▸ WORK INSTRUCTION: In the listing below, the lines from the first through the one with "Caveats: the PAW" are to be copied word for word.

▸ EXERCISE DATA:
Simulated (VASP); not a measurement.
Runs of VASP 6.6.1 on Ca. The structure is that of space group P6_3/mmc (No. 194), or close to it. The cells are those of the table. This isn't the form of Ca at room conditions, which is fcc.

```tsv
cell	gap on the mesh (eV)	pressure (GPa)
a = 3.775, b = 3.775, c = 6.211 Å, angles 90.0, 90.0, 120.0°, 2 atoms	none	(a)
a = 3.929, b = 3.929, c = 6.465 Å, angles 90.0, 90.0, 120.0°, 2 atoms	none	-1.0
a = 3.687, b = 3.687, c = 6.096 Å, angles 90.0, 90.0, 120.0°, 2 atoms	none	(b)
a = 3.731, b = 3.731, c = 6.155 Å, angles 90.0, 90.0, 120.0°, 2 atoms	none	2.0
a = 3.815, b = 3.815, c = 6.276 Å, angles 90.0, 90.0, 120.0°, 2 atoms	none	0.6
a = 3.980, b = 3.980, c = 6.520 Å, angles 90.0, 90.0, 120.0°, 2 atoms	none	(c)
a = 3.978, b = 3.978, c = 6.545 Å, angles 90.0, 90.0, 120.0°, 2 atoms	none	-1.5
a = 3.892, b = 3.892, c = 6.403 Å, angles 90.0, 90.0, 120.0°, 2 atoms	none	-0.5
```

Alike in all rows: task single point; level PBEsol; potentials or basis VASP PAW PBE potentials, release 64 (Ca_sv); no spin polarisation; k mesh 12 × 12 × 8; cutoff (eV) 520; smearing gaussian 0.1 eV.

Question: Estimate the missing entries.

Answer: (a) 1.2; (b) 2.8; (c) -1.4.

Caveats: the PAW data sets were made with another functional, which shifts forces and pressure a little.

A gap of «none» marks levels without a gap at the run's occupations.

▸ EXERCISE ANSWER:
Simulated (VASP); not a measurement.
Runs of VASP 6.6.1 on Ca. The structure is that of space group P6_3/mmc (No. 194), or close to it. The cells are those of the table. This isn't the form of Ca at room conditions, which is fcc.

```tsv
cell	gap on the mesh (eV)	pressure (GPa)
a = 3.775, b = 3.775, c = 6.211 Å, angles 90.0, 90.0, 120.0°, 2 atoms	none	(a)
a = 3.929, b = 3.929, c = 6.465 Å, angles 90.0, 90.0, 120.0°, 2 atoms	none	-1.0
a = 3.687, b = 3.687, c = 6.096 Å, angles 90.0, 90.0, 120.0°, 2 atoms	none	(b)
a = 3.731, b = 3.731, c = 6.155 Å, angles 90.0, 90.0, 120.0°, 2 atoms	none	2.0
a = 3.815, b = 3.815, c = 6.276 Å, angles 90.0, 90.0, 120.0°, 2 atoms	none	0.6
a = 3.980, b = 3.980, c = 6.520 Å, angles 90.0, 90.0, 120.0°, 2 atoms	none	(c)
a = 3.978, b = 3.978, c = 6.545 Å, angles 90.0, 90.0, 120.0°, 2 atoms	none	-1.5
a = 3.892, b = 3.892, c = 6.403 Å, angles 90.0, 90.0, 120.0°, 2 atoms	none	-0.5
```

Alike in all rows: task single point; level PBEsol; potentials or basis VASP PAW PBE potentials, release 64 (Ca_sv); no spin polarisation; k mesh 12 × 12 × 8; cutoff (eV) 520; smearing gaussian 0.1 eV.

Question: Estimate the missing entries.

Answer: (a) 1.2; (b) 2.8; (c) -1.4.

Caveats: the PAW data sets were made with another functional, which shifts forces and pressure a little.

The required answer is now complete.